## Required action
An exact reproduction of each record is required.

## Data
++++++++

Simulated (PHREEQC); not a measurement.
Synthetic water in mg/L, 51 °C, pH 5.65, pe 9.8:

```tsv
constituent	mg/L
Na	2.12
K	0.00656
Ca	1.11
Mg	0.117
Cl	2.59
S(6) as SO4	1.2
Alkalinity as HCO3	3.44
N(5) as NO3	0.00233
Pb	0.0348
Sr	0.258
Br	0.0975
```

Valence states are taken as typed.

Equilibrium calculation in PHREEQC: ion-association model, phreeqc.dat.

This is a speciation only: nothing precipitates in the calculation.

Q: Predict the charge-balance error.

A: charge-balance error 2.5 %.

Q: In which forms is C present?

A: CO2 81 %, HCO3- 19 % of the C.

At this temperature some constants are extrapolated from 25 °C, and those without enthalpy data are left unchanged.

++++++++

## Result
Simulated (PHREEQC); not a measurement.
Synthetic water in mg/L, 51 °C, pH 5.65, pe 9.8:

```tsv
constituent	mg/L
Na	2.12
K	0.00656
Ca	1.11
Mg	0.117
Cl	2.59
S(6) as SO4	1.2
Alkalinity as HCO3	3.44
N(5) as NO3	0.00233
Pb	0.0348
Sr	0.258
Br	0.0975
```

Valence states are taken as typed.

Equilibrium calculation in PHREEQC: ion-association model, phreeqc.dat.

This is a speciation only: nothing precipitates in the calculation.

Q: Predict the charge-balance error.

A: charge-balance error 2.5 %.

Q: In which forms is C present?

A: CO2 81 %, HCO3- 19 % of the C.

At this temperature some constants are extrapolated from 25 °C, and those without enthalpy data are left unchanged.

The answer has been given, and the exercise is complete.